*** Block opens ***
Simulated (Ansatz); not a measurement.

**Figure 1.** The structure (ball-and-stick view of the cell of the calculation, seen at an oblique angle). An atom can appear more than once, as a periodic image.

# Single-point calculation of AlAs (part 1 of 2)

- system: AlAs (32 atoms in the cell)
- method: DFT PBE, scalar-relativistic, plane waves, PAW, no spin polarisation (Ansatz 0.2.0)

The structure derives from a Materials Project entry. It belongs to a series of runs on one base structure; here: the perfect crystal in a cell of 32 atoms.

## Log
*** Block closes ***

Task item
Please transcribe each of the entries, exactly as written.

Response area
Simulated (Ansatz); not a measurement.

**Figure 1.** The structure (ball-and-stick view of the cell of the calculation, seen at an oblique angle). An atom can appear more than once, as a periodic image.

# Single-point calculation of AlAs (part 1 of 2)

- system: AlAs (32 atoms in the cell)
- method: DFT PBE, scalar-relativistic, plane waves, PAW, no spin polarisation (Ansatz 0.2.0)

The structure derives from a Materials Project entry. It belongs to a series of runs on one base structure; here: the perfect crystal in a cell of 32 atoms.

## Log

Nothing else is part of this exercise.